▶ DATASET EXTRACT:
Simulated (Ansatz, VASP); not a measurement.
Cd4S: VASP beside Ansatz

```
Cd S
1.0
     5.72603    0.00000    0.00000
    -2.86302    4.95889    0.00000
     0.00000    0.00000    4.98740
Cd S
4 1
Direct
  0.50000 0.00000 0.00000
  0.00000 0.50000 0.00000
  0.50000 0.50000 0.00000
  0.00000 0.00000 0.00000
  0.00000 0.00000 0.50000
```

▶ REQUIRED ACTION: Without any alteration, repeat the entire listing.

▶ RESPONSE:
Simulated (Ansatz, VASP); not a measurement.
Cd4S: VASP beside Ansatz

```
Cd S
1.0
     5.72603    0.00000    0.00000
    -2.86302    4.95889    0.00000
     0.00000    0.00000    4.98740
Cd S
4 1
Direct
  0.50000 0.00000 0.00000
  0.00000 0.50000 0.00000
  0.50000 0.50000 0.00000
  0.00000 0.00000 0.00000
  0.00000 0.00000 0.50000
```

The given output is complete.